- ASSIGNED TASK:
Restate all of the material, keeping every line identical to the original.

- DATASET EXTRACT:
· · · ·

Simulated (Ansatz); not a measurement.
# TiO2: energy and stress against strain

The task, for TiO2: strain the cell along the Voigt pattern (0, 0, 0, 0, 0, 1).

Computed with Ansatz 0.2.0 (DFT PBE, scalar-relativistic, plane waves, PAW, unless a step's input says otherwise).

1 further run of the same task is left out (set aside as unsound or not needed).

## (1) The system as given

· · · ·

- WRITTEN ANSWER:
Simulated (Ansatz); not a measurement.
# TiO2: energy and stress against strain

The task, for TiO2: strain the cell along the Voigt pattern (0, 0, 0, 0, 0, 1).

Computed with Ansatz 0.2.0 (DFT PBE, scalar-relativistic, plane waves, PAW, unless a step's input says otherwise).

1 further run of the same task is left out (set aside as unsound or not needed).

## (1) The system as given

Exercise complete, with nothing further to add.